> **DATA SECTION**
------------------------------------------------------------
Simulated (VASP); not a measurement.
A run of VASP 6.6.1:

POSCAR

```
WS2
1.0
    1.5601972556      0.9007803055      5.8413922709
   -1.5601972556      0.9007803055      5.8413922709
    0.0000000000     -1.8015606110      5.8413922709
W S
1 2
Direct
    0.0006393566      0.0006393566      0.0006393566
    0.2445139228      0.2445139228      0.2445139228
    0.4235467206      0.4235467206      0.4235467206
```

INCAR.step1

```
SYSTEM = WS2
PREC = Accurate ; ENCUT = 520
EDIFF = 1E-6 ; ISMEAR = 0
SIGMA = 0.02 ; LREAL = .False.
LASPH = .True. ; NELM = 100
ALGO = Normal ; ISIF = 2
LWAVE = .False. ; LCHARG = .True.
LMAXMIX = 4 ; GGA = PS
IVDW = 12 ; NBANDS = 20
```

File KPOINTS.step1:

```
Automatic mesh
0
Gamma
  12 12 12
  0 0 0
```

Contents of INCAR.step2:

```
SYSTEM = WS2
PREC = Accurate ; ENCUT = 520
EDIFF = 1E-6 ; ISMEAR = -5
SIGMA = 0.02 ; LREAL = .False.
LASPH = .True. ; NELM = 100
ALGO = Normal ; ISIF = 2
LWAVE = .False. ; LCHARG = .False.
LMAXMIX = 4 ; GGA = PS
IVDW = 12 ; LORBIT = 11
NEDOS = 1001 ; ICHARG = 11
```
------------------------------------------------------------

Begin at the top of the listing above and set down each line exactly. Stop after the line that contains "INCAR.step1".

Simulated (VASP); not a measurement.
A run of VASP 6.6.1:

POSCAR

```
WS2
1.0
    1.5601972556      0.9007803055      5.8413922709
   -1.5601972556      0.9007803055      5.8413922709
    0.0000000000     -1.8015606110      5.8413922709
W S
1 2
Direct
    0.0006393566      0.0006393566      0.0006393566
    0.2445139228      0.2445139228      0.2445139228
    0.4235467206      0.4235467206      0.4235467206
```

INCAR.step1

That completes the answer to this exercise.